» **Study material**:
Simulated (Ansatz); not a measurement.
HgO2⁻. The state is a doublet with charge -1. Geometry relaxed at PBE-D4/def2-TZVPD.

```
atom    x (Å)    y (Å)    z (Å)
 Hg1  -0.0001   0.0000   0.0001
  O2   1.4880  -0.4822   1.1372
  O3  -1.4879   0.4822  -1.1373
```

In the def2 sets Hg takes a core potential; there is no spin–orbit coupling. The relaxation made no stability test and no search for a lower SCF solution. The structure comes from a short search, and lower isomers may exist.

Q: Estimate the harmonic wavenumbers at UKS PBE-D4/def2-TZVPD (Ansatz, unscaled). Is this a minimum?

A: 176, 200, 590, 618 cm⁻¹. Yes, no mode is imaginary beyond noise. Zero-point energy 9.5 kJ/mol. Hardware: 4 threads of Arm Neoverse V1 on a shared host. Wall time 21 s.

» **Assignment**: Set down exactly the lines from the start of the records to the line with "In the def2". Include that line, and add nothing more.

» **Answer box**:
Simulated (Ansatz); not a measurement.
HgO2⁻. The state is a doublet with charge -1. Geometry relaxed at PBE-D4/def2-TZVPD.

```
atom    x (Å)    y (Å)    z (Å)
 Hg1  -0.0001   0.0000   0.0001
  O2   1.4880  -0.4822   1.1372
  O3  -1.4879   0.4822  -1.1373
```

In the def2 sets Hg takes a core potential; there is no spin–orbit coupling. The relaxation made no stability test and no search for a lower SCF solution. The structure comes from a short search, and lower isomers may exist.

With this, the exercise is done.